* _WORK INSTRUCTION_: In the data below, find the line containing "relaxing: 0.0 GPa", then set down that line and every later line up to and including the line containing "Caveat: the volume", exactly.

━━━

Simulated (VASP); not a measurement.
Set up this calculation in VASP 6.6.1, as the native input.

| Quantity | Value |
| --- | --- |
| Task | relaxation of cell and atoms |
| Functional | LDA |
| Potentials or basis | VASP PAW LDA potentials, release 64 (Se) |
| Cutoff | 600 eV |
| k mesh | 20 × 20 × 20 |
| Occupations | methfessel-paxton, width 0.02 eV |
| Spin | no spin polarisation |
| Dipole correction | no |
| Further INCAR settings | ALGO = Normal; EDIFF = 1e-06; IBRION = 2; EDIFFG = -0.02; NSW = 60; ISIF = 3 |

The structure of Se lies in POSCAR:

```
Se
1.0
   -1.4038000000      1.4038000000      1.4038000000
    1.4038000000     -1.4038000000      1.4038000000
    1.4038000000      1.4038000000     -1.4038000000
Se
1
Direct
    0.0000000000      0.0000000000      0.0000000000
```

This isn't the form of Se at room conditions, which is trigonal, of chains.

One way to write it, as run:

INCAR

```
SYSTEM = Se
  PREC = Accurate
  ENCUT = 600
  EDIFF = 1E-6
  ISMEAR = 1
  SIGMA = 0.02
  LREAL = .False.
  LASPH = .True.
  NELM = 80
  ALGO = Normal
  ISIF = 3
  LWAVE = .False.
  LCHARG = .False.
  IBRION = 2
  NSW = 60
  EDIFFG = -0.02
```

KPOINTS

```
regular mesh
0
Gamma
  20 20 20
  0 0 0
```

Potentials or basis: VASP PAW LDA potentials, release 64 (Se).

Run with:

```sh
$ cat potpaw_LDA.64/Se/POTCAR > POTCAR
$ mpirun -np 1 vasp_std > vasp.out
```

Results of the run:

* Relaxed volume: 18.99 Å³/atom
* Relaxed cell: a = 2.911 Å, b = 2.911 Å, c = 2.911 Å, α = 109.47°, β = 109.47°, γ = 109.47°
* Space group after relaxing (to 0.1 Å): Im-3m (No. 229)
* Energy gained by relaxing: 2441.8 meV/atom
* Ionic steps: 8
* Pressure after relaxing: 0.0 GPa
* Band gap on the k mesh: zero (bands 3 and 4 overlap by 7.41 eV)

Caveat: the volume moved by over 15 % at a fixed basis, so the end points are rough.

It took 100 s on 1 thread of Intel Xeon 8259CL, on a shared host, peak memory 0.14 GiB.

━━━

* _EXERCISE RESULT_:
* Pressure after relaxing: 0.0 GPa
* Band gap on the k mesh: zero (bands 3 and 4 overlap by 7.41 eV)

Caveat: the volume moved by over 15 % at a fixed basis, so the end points are rough.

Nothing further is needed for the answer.